Assignment: Reproduce, from the lines below, exactly the stretch that begins at the line containing "series of strains**" and ends at the line containing "No spin–orbit coupling, which", both included.

Start of Block

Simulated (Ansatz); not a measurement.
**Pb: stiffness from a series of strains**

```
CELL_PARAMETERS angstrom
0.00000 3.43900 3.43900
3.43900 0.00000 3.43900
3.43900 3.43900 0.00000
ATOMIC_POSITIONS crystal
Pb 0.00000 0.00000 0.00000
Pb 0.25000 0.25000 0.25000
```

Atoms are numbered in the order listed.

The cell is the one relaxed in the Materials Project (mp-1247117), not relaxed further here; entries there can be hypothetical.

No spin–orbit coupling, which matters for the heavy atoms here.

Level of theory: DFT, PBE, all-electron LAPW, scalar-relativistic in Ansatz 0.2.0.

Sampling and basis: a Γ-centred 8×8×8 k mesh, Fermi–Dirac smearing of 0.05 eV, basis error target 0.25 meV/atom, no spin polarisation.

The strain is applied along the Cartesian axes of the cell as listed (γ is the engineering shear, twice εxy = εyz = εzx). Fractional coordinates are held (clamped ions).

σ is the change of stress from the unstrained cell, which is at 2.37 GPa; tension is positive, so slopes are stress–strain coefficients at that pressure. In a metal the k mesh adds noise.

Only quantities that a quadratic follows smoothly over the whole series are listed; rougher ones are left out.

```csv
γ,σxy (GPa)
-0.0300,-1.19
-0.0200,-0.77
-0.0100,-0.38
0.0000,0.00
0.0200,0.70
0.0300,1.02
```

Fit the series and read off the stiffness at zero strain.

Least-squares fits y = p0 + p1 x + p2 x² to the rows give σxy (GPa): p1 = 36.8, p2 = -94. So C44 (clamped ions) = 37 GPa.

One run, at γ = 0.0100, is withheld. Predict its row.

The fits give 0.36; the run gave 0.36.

End of Block

Exercise result:
**Pb: stiffness from a series of strains**

```
CELL_PARAMETERS angstrom
0.00000 3.43900 3.43900
3.43900 0.00000 3.43900
3.43900 3.43900 0.00000
ATOMIC_POSITIONS crystal
Pb 0.00000 0.00000 0.00000
Pb 0.25000 0.25000 0.25000
```

Atoms are numbered in the order listed.

The cell is the one relaxed in the Materials Project (mp-1247117), not relaxed further here; entries there can be hypothetical.

No spin–orbit coupling, which matters for the heavy atoms here.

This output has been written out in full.